=== WORK INSTRUCTION ===
Only the opening lines of the listing, through the one with "Doubt: the cutoff", are to be retyped, each exactly as it stands.

=== EXCERPTED RECORDS ===
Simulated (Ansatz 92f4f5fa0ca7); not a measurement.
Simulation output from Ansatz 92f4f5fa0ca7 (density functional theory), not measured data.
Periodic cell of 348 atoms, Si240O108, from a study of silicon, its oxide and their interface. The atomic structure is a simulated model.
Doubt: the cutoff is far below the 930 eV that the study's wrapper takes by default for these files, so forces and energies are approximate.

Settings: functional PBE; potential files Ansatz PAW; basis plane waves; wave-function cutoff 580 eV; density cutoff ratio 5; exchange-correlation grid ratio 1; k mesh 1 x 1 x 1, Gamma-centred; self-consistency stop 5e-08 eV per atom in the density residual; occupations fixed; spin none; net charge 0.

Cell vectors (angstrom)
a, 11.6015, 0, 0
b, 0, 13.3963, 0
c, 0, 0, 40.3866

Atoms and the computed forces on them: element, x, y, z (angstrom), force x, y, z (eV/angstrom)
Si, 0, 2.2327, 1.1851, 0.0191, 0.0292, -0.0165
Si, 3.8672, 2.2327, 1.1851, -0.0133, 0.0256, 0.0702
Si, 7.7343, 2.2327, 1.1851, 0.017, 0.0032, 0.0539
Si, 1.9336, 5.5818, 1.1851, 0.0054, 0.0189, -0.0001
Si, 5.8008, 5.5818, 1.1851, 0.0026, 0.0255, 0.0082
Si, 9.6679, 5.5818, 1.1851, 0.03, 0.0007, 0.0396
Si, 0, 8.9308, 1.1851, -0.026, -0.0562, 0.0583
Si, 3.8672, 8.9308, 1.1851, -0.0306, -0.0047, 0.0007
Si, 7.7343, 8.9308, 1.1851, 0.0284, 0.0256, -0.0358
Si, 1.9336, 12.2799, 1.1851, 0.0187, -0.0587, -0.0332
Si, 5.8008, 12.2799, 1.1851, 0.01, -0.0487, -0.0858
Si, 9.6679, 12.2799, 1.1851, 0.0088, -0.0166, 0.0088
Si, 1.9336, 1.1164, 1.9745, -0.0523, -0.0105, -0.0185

=== RESPONSE AREA ===
Simulated (Ansatz 92f4f5fa0ca7); not a measurement.
Simulation output from Ansatz 92f4f5fa0ca7 (density functional theory), not measured data.
Periodic cell of 348 atoms, Si240O108, from a study of silicon, its oxide and their interface. The atomic structure is a simulated model.
Doubt: the cutoff is far below the 930 eV that the study's wrapper takes by default for these files, so forces and energies are approximate.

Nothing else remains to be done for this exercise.